INFORMATION PROVIDED: Begin

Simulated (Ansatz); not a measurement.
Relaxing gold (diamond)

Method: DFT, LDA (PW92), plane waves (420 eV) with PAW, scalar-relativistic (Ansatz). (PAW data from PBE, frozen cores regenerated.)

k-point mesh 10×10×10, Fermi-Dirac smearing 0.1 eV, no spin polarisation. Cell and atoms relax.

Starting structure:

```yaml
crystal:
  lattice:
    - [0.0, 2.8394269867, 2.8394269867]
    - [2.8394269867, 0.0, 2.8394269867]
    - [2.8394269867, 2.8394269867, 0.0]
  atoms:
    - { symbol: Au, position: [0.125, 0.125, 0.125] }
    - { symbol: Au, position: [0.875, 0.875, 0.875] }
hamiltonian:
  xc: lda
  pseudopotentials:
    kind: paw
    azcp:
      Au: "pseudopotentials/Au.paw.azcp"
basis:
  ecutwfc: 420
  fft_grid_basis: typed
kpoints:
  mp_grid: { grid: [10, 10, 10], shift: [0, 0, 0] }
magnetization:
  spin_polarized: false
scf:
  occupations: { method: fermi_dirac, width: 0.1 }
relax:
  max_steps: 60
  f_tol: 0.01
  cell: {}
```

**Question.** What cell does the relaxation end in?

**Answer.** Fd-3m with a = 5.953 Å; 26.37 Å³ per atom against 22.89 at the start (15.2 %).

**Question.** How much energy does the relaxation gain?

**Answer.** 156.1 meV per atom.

INFORMATION PROVIDED: End

**TASK ITEM:** Your task is to set down only the lines that run from the opening of the listing to the line with "the relaxation gain?", both ends included, each unchanged.

**ANSWER SPACE:**
Simulated (Ansatz); not a measurement.
Relaxing gold (diamond)

Method: DFT, LDA (PW92), plane waves (420 eV) with PAW, scalar-relativistic (Ansatz). (PAW data from PBE, frozen cores regenerated.)

k-point mesh 10×10×10, Fermi-Dirac smearing 0.1 eV, no spin polarisation. Cell and atoms relax.

Starting structure:

```yaml
crystal:
  lattice:
    - [0.0, 2.8394269867, 2.8394269867]
    - [2.8394269867, 0.0, 2.8394269867]
    - [2.8394269867, 2.8394269867, 0.0]
  atoms:
    - { symbol: Au, position: [0.125, 0.125, 0.125] }
    - { symbol: Au, position: [0.875, 0.875, 0.875] }
hamiltonian:
  xc: lda
  pseudopotentials:
    kind: paw
    azcp:
      Au: "pseudopotentials/Au.paw.azcp"
basis:
  ecutwfc: 420
  fft_grid_basis: typed
kpoints:
  mp_grid: { grid: [10, 10, 10], shift: [0, 0, 0] }
magnetization:
  spin_polarized: false
scf:
  occupations: { method: fermi_dirac, width: 0.1 }
relax:
  max_steps: 60
  f_tol: 0.01
  cell: {}
```

**Question.** What cell does the relaxation end in?

**Answer.** Fd-3m with a = 5.953 Å; 26.37 Å³ per atom against 22.89 at the start (15.2 %).

**Question.** How much energy does the relaxation gain?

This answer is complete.